▶ _WORK REQUEST_
Copy out the data line by line exactly, from its start to the line bearing "correction | no |", inclusive.

[SOURCE MATERIAL Boundary: Start]

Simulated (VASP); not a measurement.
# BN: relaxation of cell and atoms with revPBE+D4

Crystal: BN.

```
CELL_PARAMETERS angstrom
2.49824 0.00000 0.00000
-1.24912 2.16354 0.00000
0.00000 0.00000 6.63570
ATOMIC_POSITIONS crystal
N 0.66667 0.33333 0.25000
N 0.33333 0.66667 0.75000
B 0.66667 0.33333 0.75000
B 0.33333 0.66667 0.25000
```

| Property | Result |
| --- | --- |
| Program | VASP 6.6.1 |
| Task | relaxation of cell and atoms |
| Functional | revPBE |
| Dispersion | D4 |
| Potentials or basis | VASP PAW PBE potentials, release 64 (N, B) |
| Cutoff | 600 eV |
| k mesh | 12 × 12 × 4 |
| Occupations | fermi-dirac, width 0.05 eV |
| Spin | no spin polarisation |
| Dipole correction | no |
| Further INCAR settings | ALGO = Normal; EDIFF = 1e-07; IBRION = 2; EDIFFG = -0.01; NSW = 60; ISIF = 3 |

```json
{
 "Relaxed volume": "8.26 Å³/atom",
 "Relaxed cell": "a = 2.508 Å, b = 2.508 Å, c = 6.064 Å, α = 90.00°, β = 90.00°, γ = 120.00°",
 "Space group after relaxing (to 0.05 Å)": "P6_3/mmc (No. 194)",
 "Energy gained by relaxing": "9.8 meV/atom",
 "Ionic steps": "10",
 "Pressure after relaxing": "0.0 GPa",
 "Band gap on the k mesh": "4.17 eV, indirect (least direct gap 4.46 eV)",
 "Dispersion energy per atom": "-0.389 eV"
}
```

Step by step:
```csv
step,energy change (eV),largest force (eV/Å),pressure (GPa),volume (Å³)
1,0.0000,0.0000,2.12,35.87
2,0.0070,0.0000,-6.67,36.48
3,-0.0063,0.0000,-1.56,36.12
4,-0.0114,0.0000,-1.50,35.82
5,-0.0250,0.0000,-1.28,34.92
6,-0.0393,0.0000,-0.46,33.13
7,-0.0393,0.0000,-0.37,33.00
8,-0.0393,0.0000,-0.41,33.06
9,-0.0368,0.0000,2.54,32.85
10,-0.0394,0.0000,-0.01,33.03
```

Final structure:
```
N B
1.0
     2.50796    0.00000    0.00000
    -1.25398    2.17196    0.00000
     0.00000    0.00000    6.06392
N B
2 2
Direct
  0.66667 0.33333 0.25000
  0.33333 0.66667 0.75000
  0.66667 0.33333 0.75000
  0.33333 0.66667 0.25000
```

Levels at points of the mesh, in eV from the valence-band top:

[SOURCE MATERIAL Boundary: End]

▶ _REPLY_
Simulated (VASP); not a measurement.
# BN: relaxation of cell and atoms with revPBE+D4

Crystal: BN.

```
CELL_PARAMETERS angstrom
2.49824 0.00000 0.00000
-1.24912 2.16354 0.00000
0.00000 0.00000 6.63570
ATOMIC_POSITIONS crystal
N 0.66667 0.33333 0.25000
N 0.33333 0.66667 0.75000
B 0.66667 0.33333 0.75000
B 0.33333 0.66667 0.25000
```

| Property | Result |
| --- | --- |
| Program | VASP 6.6.1 |
| Task | relaxation of cell and atoms |
| Functional | revPBE |
| Dispersion | D4 |
| Potentials or basis | VASP PAW PBE potentials, release 64 (N, B) |
| Cutoff | 600 eV |
| k mesh | 12 × 12 × 4 |
| Occupations | fermi-dirac, width 0.05 eV |
| Spin | no spin polarisation |
| Dipole correction | no |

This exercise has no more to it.